▶ **Extracted information**
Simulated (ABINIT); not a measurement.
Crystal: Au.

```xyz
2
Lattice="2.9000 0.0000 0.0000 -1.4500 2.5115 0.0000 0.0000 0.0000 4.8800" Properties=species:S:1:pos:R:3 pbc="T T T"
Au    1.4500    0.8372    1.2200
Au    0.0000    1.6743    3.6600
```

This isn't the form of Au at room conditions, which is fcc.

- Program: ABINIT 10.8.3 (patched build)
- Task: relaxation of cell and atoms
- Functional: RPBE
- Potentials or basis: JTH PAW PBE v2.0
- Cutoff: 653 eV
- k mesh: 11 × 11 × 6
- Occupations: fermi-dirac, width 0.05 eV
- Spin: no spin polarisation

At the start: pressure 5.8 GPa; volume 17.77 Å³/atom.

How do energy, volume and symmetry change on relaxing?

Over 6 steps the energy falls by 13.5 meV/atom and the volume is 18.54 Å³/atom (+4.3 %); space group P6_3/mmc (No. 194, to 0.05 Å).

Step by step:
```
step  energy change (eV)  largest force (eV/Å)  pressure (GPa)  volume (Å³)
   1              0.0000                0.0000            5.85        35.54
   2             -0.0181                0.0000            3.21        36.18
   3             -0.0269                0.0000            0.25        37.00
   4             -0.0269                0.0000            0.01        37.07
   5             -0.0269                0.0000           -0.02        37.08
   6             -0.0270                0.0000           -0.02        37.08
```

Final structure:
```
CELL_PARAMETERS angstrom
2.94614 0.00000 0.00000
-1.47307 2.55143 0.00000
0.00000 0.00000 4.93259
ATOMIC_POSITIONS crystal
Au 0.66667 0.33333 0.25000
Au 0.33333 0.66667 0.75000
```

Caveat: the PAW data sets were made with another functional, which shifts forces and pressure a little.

▶ **Action item**
Quote the records above exactly, from the first line through the line containing "- Occupations: fermi-dirac, width 0.05 eV", and nothing more.

▶ **Result**
Simulated (ABINIT); not a measurement.
Crystal: Au.

```xyz
2
Lattice="2.9000 0.0000 0.0000 -1.4500 2.5115 0.0000 0.0000 0.0000 4.8800" Properties=species:S:1:pos:R:3 pbc="T T T"
Au    1.4500    0.8372    1.2200
Au    0.0000    1.6743    3.6600
```

This isn't the form of Au at room conditions, which is fcc.

- Program: ABINIT 10.8.3 (patched build)
- Task: relaxation of cell and atoms
- Functional: RPBE
- Potentials or basis: JTH PAW PBE v2.0
- Cutoff: 653 eV
- k mesh: 11 × 11 × 6
- Occupations: fermi-dirac, width 0.05 eV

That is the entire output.